Assigned task: Write out all of the data exactly as it appears.

(Provided data begins)

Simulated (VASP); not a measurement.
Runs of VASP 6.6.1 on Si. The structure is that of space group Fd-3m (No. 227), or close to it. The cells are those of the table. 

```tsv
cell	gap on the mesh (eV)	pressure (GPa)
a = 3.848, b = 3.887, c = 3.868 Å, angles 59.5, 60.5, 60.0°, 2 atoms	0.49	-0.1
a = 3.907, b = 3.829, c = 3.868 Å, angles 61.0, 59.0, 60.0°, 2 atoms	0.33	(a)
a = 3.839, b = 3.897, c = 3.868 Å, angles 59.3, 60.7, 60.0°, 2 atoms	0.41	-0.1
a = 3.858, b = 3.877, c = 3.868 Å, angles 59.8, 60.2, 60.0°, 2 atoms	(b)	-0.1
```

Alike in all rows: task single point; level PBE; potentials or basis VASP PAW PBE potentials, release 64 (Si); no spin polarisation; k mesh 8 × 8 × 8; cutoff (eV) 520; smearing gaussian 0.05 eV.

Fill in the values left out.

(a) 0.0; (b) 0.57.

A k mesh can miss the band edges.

(Provided data ends)

Exercise solution:
Simulated (VASP); not a measurement.
Runs of VASP 6.6.1 on Si. The structure is that of space group Fd-3m (No. 227), or close to it. The cells are those of the table. 

```tsv
cell	gap on the mesh (eV)	pressure (GPa)
a = 3.848, b = 3.887, c = 3.868 Å, angles 59.5, 60.5, 60.0°, 2 atoms	0.49	-0.1
a = 3.907, b = 3.829, c = 3.868 Å, angles 61.0, 59.0, 60.0°, 2 atoms	0.33	(a)
a = 3.839, b = 3.897, c = 3.868 Å, angles 59.3, 60.7, 60.0°, 2 atoms	0.41	-0.1
a = 3.858, b = 3.877, c = 3.868 Å, angles 59.8, 60.2, 60.0°, 2 atoms	(b)	-0.1
```

Alike in all rows: task single point; level PBE; potentials or basis VASP PAW PBE potentials, release 64 (Si); no spin polarisation; k mesh 8 × 8 × 8; cutoff (eV) 520; smearing gaussian 0.05 eV.

Fill in the values left out.

(a) 0.0; (b) 0.57.

A k mesh can miss the band edges.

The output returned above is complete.